Work task:
Reproduce every entry exactly as written.

Records provided:
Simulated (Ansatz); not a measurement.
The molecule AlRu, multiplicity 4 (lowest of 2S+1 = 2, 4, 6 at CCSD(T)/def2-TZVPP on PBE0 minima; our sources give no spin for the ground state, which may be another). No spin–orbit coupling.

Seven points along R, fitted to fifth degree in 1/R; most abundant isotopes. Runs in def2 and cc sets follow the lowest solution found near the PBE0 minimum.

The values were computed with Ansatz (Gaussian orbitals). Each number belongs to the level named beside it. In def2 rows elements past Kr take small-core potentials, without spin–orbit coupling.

Reply:
Simulated (Ansatz); not a measurement.
The molecule AlRu, multiplicity 4 (lowest of 2S+1 = 2, 4, 6 at CCSD(T)/def2-TZVPP on PBE0 minima; our sources give no spin for the ground state, which may be another). No spin–orbit coupling.

Seven points along R, fitted to fifth degree in 1/R; most abundant isotopes. Runs in def2 and cc sets follow the lowest solution found near the PBE0 minimum.

The values were computed with Ansatz (Gaussian orbitals). Each number belongs to the level named beside it. In def2 rows elements past Kr take small-core potentials, without spin–orbit coupling.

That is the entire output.